## Provided data
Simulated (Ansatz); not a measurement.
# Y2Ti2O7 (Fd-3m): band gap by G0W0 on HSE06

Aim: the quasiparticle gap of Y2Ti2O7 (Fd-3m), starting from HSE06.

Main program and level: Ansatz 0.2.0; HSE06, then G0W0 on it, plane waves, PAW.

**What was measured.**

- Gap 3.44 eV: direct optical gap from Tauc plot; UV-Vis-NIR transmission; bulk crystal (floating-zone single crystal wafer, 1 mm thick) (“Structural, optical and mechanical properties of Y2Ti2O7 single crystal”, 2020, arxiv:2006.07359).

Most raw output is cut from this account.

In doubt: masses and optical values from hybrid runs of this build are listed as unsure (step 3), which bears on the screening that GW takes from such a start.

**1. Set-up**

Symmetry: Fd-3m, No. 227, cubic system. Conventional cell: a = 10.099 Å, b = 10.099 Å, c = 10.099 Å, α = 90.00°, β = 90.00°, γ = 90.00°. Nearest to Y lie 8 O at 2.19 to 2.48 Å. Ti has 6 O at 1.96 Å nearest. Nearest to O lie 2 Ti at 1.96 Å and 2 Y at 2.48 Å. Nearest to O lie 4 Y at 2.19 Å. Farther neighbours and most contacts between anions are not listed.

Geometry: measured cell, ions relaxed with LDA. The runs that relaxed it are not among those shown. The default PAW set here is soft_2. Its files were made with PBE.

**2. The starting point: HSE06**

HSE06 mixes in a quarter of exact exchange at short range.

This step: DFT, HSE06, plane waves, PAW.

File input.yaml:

## Work item
What is needed is a word-for-word restatement of all the data.

## Your solution
Simulated (Ansatz); not a measurement.
# Y2Ti2O7 (Fd-3m): band gap by G0W0 on HSE06

Aim: the quasiparticle gap of Y2Ti2O7 (Fd-3m), starting from HSE06.

Main program and level: Ansatz 0.2.0; HSE06, then G0W0 on it, plane waves, PAW.

**What was measured.**

- Gap 3.44 eV: direct optical gap from Tauc plot; UV-Vis-NIR transmission; bulk crystal (floating-zone single crystal wafer, 1 mm thick) (“Structural, optical and mechanical properties of Y2Ti2O7 single crystal”, 2020, arxiv:2006.07359).

Most raw output is cut from this account.

In doubt: masses and optical values from hybrid runs of this build are listed as unsure (step 3), which bears on the screening that GW takes from such a start.

**1. Set-up**

Symmetry: Fd-3m, No. 227, cubic system. Conventional cell: a = 10.099 Å, b = 10.099 Å, c = 10.099 Å, α = 90.00°, β = 90.00°, γ = 90.00°. Nearest to Y lie 8 O at 2.19 to 2.48 Å. Ti has 6 O at 1.96 Å nearest. Nearest to O lie 2 Ti at 1.96 Å and 2 Y at 2.48 Å. Nearest to O lie 4 Y at 2.19 Å. Farther neighbours and most contacts between anions are not listed.

Geometry: measured cell, ions relaxed with LDA. The runs that relaxed it are not among those shown. The default PAW set here is soft_2. Its files were made with PBE.

**2. The starting point: HSE06**

HSE06 mixes in a quarter of exact exchange at short range.

This step: DFT, HSE06, plane waves, PAW.

File input.yaml:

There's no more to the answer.